Record excerpts
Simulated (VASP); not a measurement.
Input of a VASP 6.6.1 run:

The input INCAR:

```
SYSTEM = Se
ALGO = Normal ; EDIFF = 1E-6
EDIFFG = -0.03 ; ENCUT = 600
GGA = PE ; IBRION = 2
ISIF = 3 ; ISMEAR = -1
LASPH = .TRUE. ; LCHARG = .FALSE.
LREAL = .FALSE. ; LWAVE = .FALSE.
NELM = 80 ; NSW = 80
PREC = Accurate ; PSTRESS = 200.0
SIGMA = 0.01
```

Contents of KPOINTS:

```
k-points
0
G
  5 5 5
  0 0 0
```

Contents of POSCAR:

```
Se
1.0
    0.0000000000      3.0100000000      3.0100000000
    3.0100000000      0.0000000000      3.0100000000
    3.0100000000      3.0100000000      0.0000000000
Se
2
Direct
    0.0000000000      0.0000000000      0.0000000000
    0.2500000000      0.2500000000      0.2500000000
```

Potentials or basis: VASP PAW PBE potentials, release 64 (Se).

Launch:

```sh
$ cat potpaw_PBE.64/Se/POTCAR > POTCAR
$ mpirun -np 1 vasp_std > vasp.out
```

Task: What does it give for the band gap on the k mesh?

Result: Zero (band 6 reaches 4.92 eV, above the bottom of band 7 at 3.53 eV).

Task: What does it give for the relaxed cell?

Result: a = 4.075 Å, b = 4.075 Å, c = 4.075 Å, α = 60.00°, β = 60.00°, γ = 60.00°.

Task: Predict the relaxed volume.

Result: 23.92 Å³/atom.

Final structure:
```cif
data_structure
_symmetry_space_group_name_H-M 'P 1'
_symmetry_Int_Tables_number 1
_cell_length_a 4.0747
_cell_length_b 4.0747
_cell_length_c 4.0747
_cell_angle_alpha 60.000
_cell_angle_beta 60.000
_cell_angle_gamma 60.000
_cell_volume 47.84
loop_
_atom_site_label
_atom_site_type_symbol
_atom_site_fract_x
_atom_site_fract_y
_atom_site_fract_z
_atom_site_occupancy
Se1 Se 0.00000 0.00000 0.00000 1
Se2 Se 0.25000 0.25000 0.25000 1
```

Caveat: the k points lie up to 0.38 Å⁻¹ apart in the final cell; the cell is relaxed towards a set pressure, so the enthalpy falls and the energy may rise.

Work instruction
Please give an exact restatement of only the lines from the beginning of the material above to the line with "Task: What does it give for the band", inclusive.

Response box
Simulated (VASP); not a measurement.
Input of a VASP 6.6.1 run:

The input INCAR:

```
SYSTEM = Se
ALGO = Normal ; EDIFF = 1E-6
EDIFFG = -0.03 ; ENCUT = 600
GGA = PE ; IBRION = 2
ISIF = 3 ; ISMEAR = -1
LASPH = .TRUE. ; LCHARG = .FALSE.
LREAL = .FALSE. ; LWAVE = .FALSE.
NELM = 80 ; NSW = 80
PREC = Accurate ; PSTRESS = 200.0
SIGMA = 0.01
```

Contents of KPOINTS:

```
k-points
0
G
  5 5 5
  0 0 0
```

Contents of POSCAR:

```
Se
1.0
    0.0000000000      3.0100000000      3.0100000000
    3.0100000000      0.0000000000      3.0100000000
    3.0100000000      3.0100000000      0.0000000000
Se
2
Direct
    0.0000000000      0.0000000000      0.0000000000
    0.2500000000      0.2500000000      0.2500000000
```

Potentials or basis: VASP PAW PBE potentials, release 64 (Se).

Launch:

```sh
$ cat potpaw_PBE.64/Se/POTCAR > POTCAR
$ mpirun -np 1 vasp_std > vasp.out
```

Task: What does it give for the band gap on the k mesh?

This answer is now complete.